*Data supplied*.
[Start of section]

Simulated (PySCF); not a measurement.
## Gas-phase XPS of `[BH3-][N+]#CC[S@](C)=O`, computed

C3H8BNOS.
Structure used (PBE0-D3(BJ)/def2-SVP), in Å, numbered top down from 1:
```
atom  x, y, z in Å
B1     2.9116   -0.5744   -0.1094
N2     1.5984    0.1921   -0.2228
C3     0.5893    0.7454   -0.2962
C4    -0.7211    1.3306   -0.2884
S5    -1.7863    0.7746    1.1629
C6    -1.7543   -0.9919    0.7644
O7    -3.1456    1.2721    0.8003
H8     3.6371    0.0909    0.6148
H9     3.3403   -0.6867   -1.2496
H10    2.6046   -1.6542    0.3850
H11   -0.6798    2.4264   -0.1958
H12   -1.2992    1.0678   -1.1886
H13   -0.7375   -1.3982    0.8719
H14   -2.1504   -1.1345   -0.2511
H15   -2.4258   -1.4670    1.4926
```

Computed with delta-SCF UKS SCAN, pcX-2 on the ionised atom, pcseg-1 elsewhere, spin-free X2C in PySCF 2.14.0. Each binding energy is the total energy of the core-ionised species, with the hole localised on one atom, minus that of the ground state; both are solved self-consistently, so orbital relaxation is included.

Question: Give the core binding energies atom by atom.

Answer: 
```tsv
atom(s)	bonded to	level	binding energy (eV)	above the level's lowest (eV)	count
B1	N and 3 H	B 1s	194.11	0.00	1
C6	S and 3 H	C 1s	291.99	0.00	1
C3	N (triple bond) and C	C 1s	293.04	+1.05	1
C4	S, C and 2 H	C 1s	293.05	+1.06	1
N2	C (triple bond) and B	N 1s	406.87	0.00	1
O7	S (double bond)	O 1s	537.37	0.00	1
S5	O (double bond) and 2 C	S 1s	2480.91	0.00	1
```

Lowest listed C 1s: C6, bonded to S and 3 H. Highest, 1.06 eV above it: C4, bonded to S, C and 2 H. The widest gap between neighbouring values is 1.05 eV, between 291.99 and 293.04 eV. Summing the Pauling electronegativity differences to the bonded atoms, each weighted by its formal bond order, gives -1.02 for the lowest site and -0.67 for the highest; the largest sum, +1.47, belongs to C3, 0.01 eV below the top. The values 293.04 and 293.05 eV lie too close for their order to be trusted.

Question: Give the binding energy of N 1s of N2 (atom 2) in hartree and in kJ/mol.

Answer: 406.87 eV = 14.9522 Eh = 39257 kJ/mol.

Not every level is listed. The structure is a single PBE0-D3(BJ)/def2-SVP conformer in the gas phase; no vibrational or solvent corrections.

[End of section]

Would you please write out, exactly and with no other lines, the stretch of the listing above from the line containing "Computed with delta-SCF" through the line containing "Answer: 406.87 eV"?

*Task answer*.
Computed with delta-SCF UKS SCAN, pcX-2 on the ionised atom, pcseg-1 elsewhere, spin-free X2C in PySCF 2.14.0. Each binding energy is the total energy of the core-ionised species, with the hole localised on one atom, minus that of the ground state; both are solved self-consistently, so orbital relaxation is included.

Question: Give the core binding energies atom by atom.

Answer: 
```tsv
atom(s)	bonded to	level	binding energy (eV)	above the level's lowest (eV)	count
B1	N and 3 H	B 1s	194.11	0.00	1
C6	S and 3 H	C 1s	291.99	0.00	1
C3	N (triple bond) and C	C 1s	293.04	+1.05	1
C4	S, C and 2 H	C 1s	293.05	+1.06	1
N2	C (triple bond) and B	N 1s	406.87	0.00	1
O7	S (double bond)	O 1s	537.37	0.00	1
S5	O (double bond) and 2 C	S 1s	2480.91	0.00	1
```

Lowest listed C 1s: C6, bonded to S and 3 H. Highest, 1.06 eV above it: C4, bonded to S, C and 2 H. The widest gap between neighbouring values is 1.05 eV, between 291.99 and 293.04 eV. Summing the Pauling electronegativity differences to the bonded atoms, each weighted by its formal bond order, gives -1.02 for the lowest site and -0.67 for the highest; the largest sum, +1.47, belongs to C3, 0.01 eV below the top. The values 293.04 and 293.05 eV lie too close for their order to be trusted.

Question: Give the binding energy of N 1s of N2 (atom 2) in hartree and in kJ/mol.

Answer: 406.87 eV = 14.9522 Eh = 39257 kJ/mol.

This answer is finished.